── Supplied material
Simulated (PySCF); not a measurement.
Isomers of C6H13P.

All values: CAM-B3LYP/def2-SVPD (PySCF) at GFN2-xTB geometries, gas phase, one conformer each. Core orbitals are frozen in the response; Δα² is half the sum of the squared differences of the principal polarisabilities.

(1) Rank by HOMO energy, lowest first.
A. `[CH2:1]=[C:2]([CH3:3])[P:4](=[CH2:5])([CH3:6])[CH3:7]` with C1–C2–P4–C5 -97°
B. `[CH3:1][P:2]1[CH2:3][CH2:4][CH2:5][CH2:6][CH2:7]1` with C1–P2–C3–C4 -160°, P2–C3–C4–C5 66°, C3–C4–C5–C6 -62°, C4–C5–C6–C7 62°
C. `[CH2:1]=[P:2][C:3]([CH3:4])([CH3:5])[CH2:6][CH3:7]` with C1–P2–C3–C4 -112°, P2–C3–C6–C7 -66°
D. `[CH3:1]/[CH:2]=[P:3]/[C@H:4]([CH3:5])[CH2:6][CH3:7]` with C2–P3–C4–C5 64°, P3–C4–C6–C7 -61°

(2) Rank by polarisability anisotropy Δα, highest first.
────

Action item | Write out every entry exactly as given.

Your solution |
Simulated (PySCF); not a measurement.
Isomers of C6H13P.

All values: CAM-B3LYP/def2-SVPD (PySCF) at GFN2-xTB geometries, gas phase, one conformer each. Core orbitals are frozen in the response; Δα² is half the sum of the squared differences of the principal polarisabilities.

(1) Rank by HOMO energy, lowest first.
A. `[CH2:1]=[C:2]([CH3:3])[P:4](=[CH2:5])([CH3:6])[CH3:7]` with C1–C2–P4–C5 -97°
B. `[CH3:1][P:2]1[CH2:3][CH2:4][CH2:5][CH2:6][CH2:7]1` with C1–P2–C3–C4 -160°, P2–C3–C4–C5 66°, C3–C4–C5–C6 -62°, C4–C5–C6–C7 62°
C. `[CH2:1]=[P:2][C:3]([CH3:4])([CH3:5])[CH2:6][CH3:7]` with C1–P2–C3–C4 -112°, P2–C3–C6–C7 -66°
D. `[CH3:1]/[CH:2]=[P:3]/[C@H:4]([CH3:5])[CH2:6][CH3:7]` with C2–P3–C4–C5 64°, P3–C4–C6–C7 -61°

(2) Rank by polarisability anisotropy Δα, highest first.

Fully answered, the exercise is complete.